*****
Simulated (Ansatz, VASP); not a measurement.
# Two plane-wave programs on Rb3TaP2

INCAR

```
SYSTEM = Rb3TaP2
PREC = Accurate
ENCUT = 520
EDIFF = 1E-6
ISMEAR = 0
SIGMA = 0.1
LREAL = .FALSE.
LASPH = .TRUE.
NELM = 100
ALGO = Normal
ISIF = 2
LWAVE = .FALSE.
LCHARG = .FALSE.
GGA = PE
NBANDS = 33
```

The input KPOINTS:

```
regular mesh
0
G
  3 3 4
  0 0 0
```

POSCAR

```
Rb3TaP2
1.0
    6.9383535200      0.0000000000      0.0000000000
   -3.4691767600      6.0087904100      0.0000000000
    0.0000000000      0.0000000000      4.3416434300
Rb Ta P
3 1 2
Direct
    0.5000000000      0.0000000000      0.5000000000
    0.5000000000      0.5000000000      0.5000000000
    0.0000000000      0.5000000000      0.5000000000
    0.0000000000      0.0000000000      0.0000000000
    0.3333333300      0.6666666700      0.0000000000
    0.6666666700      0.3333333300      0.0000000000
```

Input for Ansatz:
*****

Assignment:
Every entry in the listing must be retyped exactly.

Response area:
Simulated (Ansatz, VASP); not a measurement.
# Two plane-wave programs on Rb3TaP2

INCAR

```
SYSTEM = Rb3TaP2
PREC = Accurate
ENCUT = 520
EDIFF = 1E-6
ISMEAR = 0
SIGMA = 0.1
LREAL = .FALSE.
LASPH = .TRUE.
NELM = 100
ALGO = Normal
ISIF = 2
LWAVE = .FALSE.
LCHARG = .FALSE.
GGA = PE
NBANDS = 33
```

The input KPOINTS:

```
regular mesh
0
G
  3 3 4
  0 0 0
```

POSCAR

```
Rb3TaP2
1.0
    6.9383535200      0.0000000000      0.0000000000
   -3.4691767600      6.0087904100      0.0000000000
    0.0000000000      0.0000000000      4.3416434300
Rb Ta P
3 1 2
Direct
    0.5000000000      0.0000000000      0.5000000000
    0.5000000000      0.5000000000      0.5000000000
    0.0000000000      0.5000000000      0.5000000000
    0.0000000000      0.0000000000      0.0000000000
    0.3333333300      0.6666666700      0.0000000000
    0.6666666700      0.3333333300      0.0000000000
```

Input for Ansatz:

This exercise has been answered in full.